- _ASSIGNED TASK_:
Starting at the first line of the records below, transcribe each line exactly, ending with the line that contains "Stress tensor (GPa, compression".

- _DATASET ENTRIES_:
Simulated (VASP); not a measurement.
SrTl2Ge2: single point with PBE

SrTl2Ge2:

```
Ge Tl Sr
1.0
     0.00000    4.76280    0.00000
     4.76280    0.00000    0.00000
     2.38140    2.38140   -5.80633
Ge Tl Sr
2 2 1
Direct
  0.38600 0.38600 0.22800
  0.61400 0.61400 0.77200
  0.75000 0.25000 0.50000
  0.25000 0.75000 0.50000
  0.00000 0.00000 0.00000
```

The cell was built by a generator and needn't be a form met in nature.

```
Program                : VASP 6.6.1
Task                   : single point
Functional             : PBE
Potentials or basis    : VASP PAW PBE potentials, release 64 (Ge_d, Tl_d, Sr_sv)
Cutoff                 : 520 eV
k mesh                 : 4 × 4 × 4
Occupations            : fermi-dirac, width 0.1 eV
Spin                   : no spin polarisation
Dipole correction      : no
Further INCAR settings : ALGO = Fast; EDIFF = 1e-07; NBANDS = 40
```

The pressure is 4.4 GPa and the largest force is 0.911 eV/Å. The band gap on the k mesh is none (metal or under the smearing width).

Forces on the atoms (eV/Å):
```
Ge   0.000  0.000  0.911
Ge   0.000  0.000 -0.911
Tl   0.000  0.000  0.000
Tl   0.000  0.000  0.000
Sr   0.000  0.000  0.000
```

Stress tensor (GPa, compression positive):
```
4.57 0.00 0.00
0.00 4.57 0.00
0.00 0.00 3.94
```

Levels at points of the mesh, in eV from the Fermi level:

- _EXERCISE RESULT_:
Simulated (VASP); not a measurement.
SrTl2Ge2: single point with PBE

SrTl2Ge2:

```
Ge Tl Sr
1.0
     0.00000    4.76280    0.00000
     4.76280    0.00000    0.00000
     2.38140    2.38140   -5.80633
Ge Tl Sr
2 2 1
Direct
  0.38600 0.38600 0.22800
  0.61400 0.61400 0.77200
  0.75000 0.25000 0.50000
  0.25000 0.75000 0.50000
  0.00000 0.00000 0.00000
```

The cell was built by a generator and needn't be a form met in nature.

```
Program                : VASP 6.6.1
Task                   : single point
Functional             : PBE
Potentials or basis    : VASP PAW PBE potentials, release 64 (Ge_d, Tl_d, Sr_sv)
Cutoff                 : 520 eV
k mesh                 : 4 × 4 × 4
Occupations            : fermi-dirac, width 0.1 eV
Spin                   : no spin polarisation
Dipole correction      : no
Further INCAR settings : ALGO = Fast; EDIFF = 1e-07; NBANDS = 40
```

The pressure is 4.4 GPa and the largest force is 0.911 eV/Å. The band gap on the k mesh is none (metal or under the smearing width).

Forces on the atoms (eV/Å):
```
Ge   0.000  0.000  0.911
Ge   0.000  0.000 -0.911
Tl   0.000  0.000  0.000
Tl   0.000  0.000  0.000
Sr   0.000  0.000  0.000
```

Stress tensor (GPa, compression positive):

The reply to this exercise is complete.